- Action item
Every line from the start of the records below to the line containing "Q: What is the" should be retyped exactly, that line included, and no others.

■ ■ ■ ■

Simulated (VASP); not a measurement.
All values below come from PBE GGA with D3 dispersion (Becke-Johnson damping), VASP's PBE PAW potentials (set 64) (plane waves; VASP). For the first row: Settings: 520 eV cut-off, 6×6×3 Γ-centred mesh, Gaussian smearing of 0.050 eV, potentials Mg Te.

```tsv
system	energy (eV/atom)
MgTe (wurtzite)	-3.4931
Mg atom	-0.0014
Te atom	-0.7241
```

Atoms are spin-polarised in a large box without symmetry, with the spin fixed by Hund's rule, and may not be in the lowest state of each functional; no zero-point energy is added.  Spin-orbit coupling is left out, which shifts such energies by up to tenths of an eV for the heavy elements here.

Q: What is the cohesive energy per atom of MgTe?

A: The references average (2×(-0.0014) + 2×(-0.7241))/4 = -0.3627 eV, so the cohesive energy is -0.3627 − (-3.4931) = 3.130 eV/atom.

■ ■ ■ ■

- Task answer
Simulated (VASP); not a measurement.
All values below come from PBE GGA with D3 dispersion (Becke-Johnson damping), VASP's PBE PAW potentials (set 64) (plane waves; VASP). For the first row: Settings: 520 eV cut-off, 6×6×3 Γ-centred mesh, Gaussian smearing of 0.050 eV, potentials Mg Te.

```tsv
system	energy (eV/atom)
MgTe (wurtzite)	-3.4931
Mg atom	-0.0014
Te atom	-0.7241
```

Atoms are spin-polarised in a large box without symmetry, with the spin fixed by Hund's rule, and may not be in the lowest state of each functional; no zero-point energy is added.  Spin-orbit coupling is left out, which shifts such energies by up to tenths of an eV for the heavy elements here.

Q: What is the cohesive energy per atom of MgTe?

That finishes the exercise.